# Brief:
In the records below, begin at the line that has "VASP ran on this input." and stop after the line that has "Output of the"; quote those lines verbatim and nothing more.

(Provided information Opens)
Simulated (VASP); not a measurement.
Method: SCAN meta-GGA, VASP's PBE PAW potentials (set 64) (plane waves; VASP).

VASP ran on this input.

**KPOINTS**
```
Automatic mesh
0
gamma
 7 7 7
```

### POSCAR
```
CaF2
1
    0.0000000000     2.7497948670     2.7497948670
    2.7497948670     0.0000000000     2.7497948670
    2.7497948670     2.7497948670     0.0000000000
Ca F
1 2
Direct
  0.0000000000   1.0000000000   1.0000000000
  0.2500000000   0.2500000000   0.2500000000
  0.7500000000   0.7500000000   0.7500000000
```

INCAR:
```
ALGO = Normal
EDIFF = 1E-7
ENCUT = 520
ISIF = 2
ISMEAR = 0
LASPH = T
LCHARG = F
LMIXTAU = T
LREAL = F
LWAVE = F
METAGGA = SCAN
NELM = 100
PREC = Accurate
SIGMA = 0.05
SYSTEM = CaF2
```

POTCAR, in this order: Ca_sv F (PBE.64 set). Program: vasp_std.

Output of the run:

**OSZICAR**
(Provided information Closes)

# Answer area:
VASP ran on this input.

**KPOINTS**
```
Automatic mesh
0
gamma
 7 7 7
```

### POSCAR
```
CaF2
1
    0.0000000000     2.7497948670     2.7497948670
    2.7497948670     0.0000000000     2.7497948670
    2.7497948670     2.7497948670     0.0000000000
Ca F
1 2
Direct
  0.0000000000   1.0000000000   1.0000000000
  0.2500000000   0.2500000000   0.2500000000
  0.7500000000   0.7500000000   0.7500000000
```

INCAR:
```
ALGO = Normal
EDIFF = 1E-7
ENCUT = 520
ISIF = 2
ISMEAR = 0
LASPH = T
LCHARG = F
LMIXTAU = T
LREAL = F
LWAVE = F
METAGGA = SCAN
NELM = 100
PREC = Accurate
SIGMA = 0.05
SYSTEM = CaF2
```

POTCAR, in this order: Ca_sv F (PBE.64 set). Program: vasp_std.

Output of the run:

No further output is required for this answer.